(Activity): Output exactly the first line of the listing and each line after it, through the line that contains "## Step 1: Set-up"; add nothing else.

● ● ● ●
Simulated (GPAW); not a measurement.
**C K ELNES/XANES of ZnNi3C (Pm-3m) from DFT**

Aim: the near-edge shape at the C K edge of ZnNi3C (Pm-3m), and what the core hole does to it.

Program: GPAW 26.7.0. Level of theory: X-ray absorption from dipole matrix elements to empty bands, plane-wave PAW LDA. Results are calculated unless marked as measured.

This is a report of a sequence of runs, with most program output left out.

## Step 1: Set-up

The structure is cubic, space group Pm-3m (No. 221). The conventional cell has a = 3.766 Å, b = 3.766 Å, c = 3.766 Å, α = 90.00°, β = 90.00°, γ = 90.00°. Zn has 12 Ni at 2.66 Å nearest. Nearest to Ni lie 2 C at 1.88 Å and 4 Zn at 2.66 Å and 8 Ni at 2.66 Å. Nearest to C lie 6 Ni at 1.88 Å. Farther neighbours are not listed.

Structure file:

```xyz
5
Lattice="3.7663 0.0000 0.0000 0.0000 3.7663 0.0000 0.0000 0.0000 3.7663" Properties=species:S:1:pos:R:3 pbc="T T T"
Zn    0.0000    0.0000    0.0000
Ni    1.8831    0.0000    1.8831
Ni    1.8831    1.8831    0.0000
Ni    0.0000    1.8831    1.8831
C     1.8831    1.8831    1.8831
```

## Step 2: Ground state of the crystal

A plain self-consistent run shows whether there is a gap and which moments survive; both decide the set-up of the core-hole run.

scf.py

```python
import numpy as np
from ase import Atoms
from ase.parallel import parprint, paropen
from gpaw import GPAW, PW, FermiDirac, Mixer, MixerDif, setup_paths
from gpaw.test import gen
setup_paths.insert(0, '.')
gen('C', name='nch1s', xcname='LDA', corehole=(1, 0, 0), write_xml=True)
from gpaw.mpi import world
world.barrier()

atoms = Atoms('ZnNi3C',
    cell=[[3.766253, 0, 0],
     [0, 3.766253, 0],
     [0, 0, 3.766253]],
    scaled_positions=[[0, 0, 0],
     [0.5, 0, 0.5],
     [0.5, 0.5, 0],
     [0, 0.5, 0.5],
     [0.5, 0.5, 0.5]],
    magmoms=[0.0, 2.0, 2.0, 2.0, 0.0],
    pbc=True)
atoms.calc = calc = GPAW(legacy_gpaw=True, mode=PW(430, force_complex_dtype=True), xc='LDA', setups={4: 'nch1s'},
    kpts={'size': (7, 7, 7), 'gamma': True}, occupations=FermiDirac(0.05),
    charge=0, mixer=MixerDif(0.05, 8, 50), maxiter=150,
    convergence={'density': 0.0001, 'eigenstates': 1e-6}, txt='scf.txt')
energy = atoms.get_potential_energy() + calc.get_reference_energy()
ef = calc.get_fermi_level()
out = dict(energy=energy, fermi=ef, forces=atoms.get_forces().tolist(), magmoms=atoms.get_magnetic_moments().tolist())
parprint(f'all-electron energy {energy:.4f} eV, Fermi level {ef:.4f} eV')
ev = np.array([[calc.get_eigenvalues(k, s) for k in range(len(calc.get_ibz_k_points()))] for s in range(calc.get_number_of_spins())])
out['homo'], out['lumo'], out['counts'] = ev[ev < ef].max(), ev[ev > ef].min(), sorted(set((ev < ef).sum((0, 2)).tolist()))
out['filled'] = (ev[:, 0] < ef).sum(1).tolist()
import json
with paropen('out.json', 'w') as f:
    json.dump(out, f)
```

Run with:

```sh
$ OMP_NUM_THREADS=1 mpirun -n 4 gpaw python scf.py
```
● ● ● ●

(Response area):
Simulated (GPAW); not a measurement.
**C K ELNES/XANES of ZnNi3C (Pm-3m) from DFT**

Aim: the near-edge shape at the C K edge of ZnNi3C (Pm-3m), and what the core hole does to it.

Program: GPAW 26.7.0. Level of theory: X-ray absorption from dipole matrix elements to empty bands, plane-wave PAW LDA. Results are calculated unless marked as measured.

This is a report of a sequence of runs, with most program output left out.

## Step 1: Set-up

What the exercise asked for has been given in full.